*Work request*
Extract exactly those lines that lie between the start of the material and the line with "Most raw output is cut from this account.", including both boundary lines and no others.

*Records provided*
>>>
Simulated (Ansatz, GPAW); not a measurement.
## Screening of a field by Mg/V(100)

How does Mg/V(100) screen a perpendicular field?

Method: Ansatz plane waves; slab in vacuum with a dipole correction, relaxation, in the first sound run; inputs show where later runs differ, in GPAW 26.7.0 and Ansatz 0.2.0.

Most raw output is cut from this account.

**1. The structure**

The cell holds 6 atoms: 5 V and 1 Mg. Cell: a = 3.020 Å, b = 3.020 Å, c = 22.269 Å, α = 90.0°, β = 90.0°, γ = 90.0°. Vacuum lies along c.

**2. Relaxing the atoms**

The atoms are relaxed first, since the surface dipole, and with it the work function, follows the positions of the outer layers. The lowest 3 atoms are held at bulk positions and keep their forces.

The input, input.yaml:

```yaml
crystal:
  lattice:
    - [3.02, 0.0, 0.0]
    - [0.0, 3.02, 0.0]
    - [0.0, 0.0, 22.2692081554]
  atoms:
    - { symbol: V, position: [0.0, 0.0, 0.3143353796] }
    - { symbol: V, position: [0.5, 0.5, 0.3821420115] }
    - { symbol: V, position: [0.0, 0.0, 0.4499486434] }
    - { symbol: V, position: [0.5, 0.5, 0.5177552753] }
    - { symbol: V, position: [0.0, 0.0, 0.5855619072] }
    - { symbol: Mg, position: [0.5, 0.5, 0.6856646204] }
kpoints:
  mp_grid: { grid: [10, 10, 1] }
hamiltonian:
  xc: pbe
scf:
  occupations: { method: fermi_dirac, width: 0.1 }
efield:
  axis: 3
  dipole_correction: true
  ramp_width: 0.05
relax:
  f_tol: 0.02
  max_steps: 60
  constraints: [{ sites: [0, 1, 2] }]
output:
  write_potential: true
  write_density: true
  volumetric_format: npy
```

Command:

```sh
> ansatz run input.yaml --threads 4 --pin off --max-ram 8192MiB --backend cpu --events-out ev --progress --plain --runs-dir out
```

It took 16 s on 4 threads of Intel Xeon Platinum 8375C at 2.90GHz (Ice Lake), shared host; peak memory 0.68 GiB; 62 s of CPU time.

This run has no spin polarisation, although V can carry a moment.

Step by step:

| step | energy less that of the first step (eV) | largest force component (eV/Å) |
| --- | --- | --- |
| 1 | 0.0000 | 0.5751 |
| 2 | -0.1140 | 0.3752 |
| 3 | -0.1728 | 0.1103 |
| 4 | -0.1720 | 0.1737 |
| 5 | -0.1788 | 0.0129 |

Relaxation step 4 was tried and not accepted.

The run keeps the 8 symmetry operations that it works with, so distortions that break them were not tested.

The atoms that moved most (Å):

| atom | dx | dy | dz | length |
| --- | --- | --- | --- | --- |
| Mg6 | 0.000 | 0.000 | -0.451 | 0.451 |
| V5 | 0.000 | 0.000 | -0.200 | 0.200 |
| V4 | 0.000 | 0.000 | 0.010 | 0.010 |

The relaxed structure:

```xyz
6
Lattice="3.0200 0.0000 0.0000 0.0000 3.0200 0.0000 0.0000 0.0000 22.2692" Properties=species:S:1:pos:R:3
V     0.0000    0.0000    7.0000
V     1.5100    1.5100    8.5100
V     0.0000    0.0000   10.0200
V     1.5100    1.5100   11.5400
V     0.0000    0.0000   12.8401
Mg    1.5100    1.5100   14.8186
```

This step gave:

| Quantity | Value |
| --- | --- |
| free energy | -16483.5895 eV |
<<<

*Answer box*
Simulated (Ansatz, GPAW); not a measurement.
## Screening of a field by Mg/V(100)

How does Mg/V(100) screen a perpendicular field?

Method: Ansatz plane waves; slab in vacuum with a dipole correction, relaxation, in the first sound run; inputs show where later runs differ, in GPAW 26.7.0 and Ansatz 0.2.0.

Most raw output is cut from this account.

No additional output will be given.